### EXERCISE
Two lines below mark the span: the one containing "Hardware: 1 thread" and the one containing "of this run.". Set down both, plus every line between, exactly as they stand, and nothing else.

### MATERIAL SHOWN
--------------------------------
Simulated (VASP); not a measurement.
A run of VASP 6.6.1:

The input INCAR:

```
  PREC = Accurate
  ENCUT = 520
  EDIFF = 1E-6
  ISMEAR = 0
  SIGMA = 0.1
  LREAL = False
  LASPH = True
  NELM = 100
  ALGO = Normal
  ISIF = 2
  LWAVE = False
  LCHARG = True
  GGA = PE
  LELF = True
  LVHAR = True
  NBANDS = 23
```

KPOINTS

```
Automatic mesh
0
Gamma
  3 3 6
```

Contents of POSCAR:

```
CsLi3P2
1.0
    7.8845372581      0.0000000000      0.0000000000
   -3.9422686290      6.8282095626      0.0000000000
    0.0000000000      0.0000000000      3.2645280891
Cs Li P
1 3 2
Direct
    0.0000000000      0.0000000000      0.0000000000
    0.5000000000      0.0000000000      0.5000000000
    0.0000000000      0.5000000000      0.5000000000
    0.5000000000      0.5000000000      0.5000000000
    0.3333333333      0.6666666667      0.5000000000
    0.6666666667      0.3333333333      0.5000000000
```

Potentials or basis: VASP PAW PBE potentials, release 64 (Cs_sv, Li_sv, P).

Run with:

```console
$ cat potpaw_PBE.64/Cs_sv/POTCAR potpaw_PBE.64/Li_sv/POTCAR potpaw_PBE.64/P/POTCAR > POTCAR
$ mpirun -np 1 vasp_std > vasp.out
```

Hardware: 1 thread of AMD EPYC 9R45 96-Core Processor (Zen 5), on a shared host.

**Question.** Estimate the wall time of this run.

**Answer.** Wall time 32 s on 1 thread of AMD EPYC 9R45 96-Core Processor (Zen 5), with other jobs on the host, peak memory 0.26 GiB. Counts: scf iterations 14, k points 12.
--------------------------------

### WRITTEN RESPONSE
Hardware: 1 thread of AMD EPYC 9R45 96-Core Processor (Zen 5), on a shared host.

**Question.** Estimate the wall time of this run.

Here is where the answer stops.